◆ Required action: For the records below, output each line exactly as it appears, from the first through the line with "A k mesh can".

◆ Supplied records:

────────────────

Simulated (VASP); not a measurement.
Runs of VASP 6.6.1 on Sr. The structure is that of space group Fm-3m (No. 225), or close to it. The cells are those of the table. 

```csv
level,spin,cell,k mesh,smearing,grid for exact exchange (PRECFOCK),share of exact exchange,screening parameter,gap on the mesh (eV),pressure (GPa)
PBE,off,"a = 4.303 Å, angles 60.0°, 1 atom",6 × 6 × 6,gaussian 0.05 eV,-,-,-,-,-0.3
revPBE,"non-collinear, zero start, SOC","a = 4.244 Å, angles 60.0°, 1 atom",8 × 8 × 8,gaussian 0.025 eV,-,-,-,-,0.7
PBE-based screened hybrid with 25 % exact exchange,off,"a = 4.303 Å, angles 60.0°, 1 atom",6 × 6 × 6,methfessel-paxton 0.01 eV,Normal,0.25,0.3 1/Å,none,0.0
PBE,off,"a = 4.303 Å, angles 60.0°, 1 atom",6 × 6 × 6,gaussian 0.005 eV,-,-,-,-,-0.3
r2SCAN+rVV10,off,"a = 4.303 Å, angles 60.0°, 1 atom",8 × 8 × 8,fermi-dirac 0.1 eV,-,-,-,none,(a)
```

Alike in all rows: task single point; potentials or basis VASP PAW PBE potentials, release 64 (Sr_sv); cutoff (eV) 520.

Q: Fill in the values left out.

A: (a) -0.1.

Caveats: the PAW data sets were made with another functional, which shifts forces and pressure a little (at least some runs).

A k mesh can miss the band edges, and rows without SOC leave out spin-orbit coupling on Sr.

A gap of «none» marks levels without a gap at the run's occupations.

────────────────

◆ Answer area:
Simulated (VASP); not a measurement.
Runs of VASP 6.6.1 on Sr. The structure is that of space group Fm-3m (No. 225), or close to it. The cells are those of the table. 

```csv
level,spin,cell,k mesh,smearing,grid for exact exchange (PRECFOCK),share of exact exchange,screening parameter,gap on the mesh (eV),pressure (GPa)
PBE,off,"a = 4.303 Å, angles 60.0°, 1 atom",6 × 6 × 6,gaussian 0.05 eV,-,-,-,-,-0.3
revPBE,"non-collinear, zero start, SOC","a = 4.244 Å, angles 60.0°, 1 atom",8 × 8 × 8,gaussian 0.025 eV,-,-,-,-,0.7
PBE-based screened hybrid with 25 % exact exchange,off,"a = 4.303 Å, angles 60.0°, 1 atom",6 × 6 × 6,methfessel-paxton 0.01 eV,Normal,0.25,0.3 1/Å,none,0.0
PBE,off,"a = 4.303 Å, angles 60.0°, 1 atom",6 × 6 × 6,gaussian 0.005 eV,-,-,-,-,-0.3
r2SCAN+rVV10,off,"a = 4.303 Å, angles 60.0°, 1 atom",8 × 8 × 8,fermi-dirac 0.1 eV,-,-,-,none,(a)
```

Alike in all rows: task single point; potentials or basis VASP PAW PBE potentials, release 64 (Sr_sv); cutoff (eV) 520.

Q: Fill in the values left out.

A: (a) -0.1.

Caveats: the PAW data sets were made with another functional, which shifts forces and pressure a little (at least some runs).

A k mesh can miss the band edges, and rows without SOC leave out spin-orbit coupling on Sr.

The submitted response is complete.